TASK ITEM: Each entry, in full: copy it out exactly.

DATA TO EXAMINE:
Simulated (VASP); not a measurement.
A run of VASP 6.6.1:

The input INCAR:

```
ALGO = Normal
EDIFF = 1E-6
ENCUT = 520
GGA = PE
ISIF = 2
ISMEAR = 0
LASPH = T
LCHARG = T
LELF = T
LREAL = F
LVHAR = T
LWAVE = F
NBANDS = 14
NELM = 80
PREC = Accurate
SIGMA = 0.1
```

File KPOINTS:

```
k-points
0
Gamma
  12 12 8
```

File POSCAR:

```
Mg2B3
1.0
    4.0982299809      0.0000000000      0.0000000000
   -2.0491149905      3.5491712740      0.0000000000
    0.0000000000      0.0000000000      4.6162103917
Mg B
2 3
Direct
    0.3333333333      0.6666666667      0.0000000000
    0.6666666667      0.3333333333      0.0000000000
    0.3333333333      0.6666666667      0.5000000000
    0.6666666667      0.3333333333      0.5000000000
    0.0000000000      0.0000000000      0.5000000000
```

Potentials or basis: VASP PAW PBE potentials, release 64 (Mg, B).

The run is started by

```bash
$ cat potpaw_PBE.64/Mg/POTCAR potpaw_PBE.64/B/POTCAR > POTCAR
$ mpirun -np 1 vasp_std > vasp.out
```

RESPONSE BOX:
Simulated (VASP); not a measurement.
A run of VASP 6.6.1:

The input INCAR:

```
ALGO = Normal
EDIFF = 1E-6
ENCUT = 520
GGA = PE
ISIF = 2
ISMEAR = 0
LASPH = T
LCHARG = T
LELF = T
LREAL = F
LVHAR = T
LWAVE = F
NBANDS = 14
NELM = 80
PREC = Accurate
SIGMA = 0.1
```

File KPOINTS:

```
k-points
0
Gamma
  12 12 8
```

File POSCAR:

```
Mg2B3
1.0
    4.0982299809      0.0000000000      0.0000000000
   -2.0491149905      3.5491712740      0.0000000000
    0.0000000000      0.0000000000      4.6162103917
Mg B
2 3
Direct
    0.3333333333      0.6666666667      0.0000000000
    0.6666666667      0.3333333333      0.0000000000
    0.3333333333      0.6666666667      0.5000000000
    0.6666666667      0.3333333333      0.5000000000
    0.0000000000      0.0000000000      0.5000000000
```

Potentials or basis: VASP PAW PBE potentials, release 64 (Mg, B).

The run is started by

```bash
$ cat potpaw_PBE.64/Mg/POTCAR potpaw_PBE.64/B/POTCAR > POTCAR
$ mpirun -np 1 vasp_std > vasp.out
```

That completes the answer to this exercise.